# ACTION ITEM
Find the line containing "-0.55 | 0.00 | 0.000 |" in the records below. Copy exactly that line and each one after it, ending at the line containing "Failed runs are", and nothing more.

# INFORMATION SHOWN
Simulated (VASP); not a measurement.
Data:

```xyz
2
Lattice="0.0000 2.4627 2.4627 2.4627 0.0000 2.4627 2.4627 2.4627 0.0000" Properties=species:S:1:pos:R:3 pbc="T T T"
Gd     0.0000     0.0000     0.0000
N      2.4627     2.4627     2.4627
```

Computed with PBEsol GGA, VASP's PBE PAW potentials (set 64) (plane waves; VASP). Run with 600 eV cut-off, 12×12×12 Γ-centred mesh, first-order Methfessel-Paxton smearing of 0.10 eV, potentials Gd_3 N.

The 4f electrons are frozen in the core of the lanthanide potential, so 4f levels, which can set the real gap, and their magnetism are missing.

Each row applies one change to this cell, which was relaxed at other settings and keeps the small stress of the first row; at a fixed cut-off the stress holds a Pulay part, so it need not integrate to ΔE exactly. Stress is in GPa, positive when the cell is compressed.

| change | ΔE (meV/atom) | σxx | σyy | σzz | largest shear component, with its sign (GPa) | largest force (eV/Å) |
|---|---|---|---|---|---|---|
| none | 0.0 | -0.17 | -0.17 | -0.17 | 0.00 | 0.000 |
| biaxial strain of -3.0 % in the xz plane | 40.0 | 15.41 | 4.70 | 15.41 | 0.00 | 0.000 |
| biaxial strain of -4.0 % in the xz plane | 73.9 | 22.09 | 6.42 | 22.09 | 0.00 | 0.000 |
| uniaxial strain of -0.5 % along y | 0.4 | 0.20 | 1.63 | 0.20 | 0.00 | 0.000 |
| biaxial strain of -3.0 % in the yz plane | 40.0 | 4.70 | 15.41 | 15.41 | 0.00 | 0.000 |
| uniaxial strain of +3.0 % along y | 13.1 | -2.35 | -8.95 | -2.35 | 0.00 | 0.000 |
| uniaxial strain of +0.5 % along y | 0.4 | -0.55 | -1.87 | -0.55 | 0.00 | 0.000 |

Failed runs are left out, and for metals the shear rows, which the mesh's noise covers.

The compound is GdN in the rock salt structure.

# SOLUTION
| uniaxial strain of +0.5 % along y | 0.4 | -0.55 | -1.87 | -0.55 | 0.00 | 0.000 |

Failed runs are left out, and for metals the shear rows, which the mesh's noise covers.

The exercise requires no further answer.